● Material shown:
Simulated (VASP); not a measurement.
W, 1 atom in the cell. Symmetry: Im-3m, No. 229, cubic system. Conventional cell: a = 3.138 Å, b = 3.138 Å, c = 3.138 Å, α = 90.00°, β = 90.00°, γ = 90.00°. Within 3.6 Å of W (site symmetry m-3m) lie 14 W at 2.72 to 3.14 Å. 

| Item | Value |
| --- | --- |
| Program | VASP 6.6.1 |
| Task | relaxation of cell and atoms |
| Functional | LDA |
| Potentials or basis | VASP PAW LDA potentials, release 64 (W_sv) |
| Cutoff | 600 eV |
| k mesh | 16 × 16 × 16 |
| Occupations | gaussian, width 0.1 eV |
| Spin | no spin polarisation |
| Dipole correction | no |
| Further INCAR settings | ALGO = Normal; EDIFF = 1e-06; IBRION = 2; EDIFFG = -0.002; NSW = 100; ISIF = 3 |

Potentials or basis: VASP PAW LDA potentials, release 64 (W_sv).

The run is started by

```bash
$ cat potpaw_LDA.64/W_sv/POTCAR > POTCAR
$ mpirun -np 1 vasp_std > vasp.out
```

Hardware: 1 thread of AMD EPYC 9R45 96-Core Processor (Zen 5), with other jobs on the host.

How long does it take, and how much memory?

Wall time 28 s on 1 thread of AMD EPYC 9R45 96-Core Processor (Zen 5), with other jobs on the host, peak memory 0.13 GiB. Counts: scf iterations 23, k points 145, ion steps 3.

● Work item:
Find "64 (W_sv) |" in the entries above and copy that whole line exactly, then each line after it through the line that contains "How long does it take, and how much memory?".

● Exercise response:
| Potentials or basis | VASP PAW LDA potentials, release 64 (W_sv) |
| Cutoff | 600 eV |
| k mesh | 16 × 16 × 16 |
| Occupations | gaussian, width 0.1 eV |
| Spin | no spin polarisation |
| Dipole correction | no |
| Further INCAR settings | ALGO = Normal; EDIFF = 1e-06; IBRION = 2; EDIFFG = -0.002; NSW = 100; ISIF = 3 |

Potentials or basis: VASP PAW LDA potentials, release 64 (W_sv).

The run is started by

```bash
$ cat potpaw_LDA.64/W_sv/POTCAR > POTCAR
$ mpirun -np 1 vasp_std > vasp.out
```

Hardware: 1 thread of AMD EPYC 9R45 96-Core Processor (Zen 5), with other jobs on the host.

How long does it take, and how much memory?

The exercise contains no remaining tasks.